_Required action_:
Every line from the one containing "Solution. At each" to the one containing "Rs = 84.00 ohm um" in the records below, both included, must be set down exactly, and no other line.

════════════════════
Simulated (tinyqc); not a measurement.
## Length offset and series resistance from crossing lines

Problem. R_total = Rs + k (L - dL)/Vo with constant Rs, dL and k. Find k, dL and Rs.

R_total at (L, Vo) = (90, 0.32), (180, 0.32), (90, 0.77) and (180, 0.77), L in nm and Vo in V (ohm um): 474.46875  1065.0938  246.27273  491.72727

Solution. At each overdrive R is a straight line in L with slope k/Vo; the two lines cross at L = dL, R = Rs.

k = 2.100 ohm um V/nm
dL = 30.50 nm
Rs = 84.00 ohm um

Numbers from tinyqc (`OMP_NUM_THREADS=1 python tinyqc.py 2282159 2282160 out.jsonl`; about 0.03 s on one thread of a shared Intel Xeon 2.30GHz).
════════════════════

_Written solution_:
Solution. At each overdrive R is a straight line in L with slope k/Vo; the two lines cross at L = dL, R = Rs.

k = 2.100 ohm um V/nm
dL = 30.50 nm
Rs = 84.00 ohm um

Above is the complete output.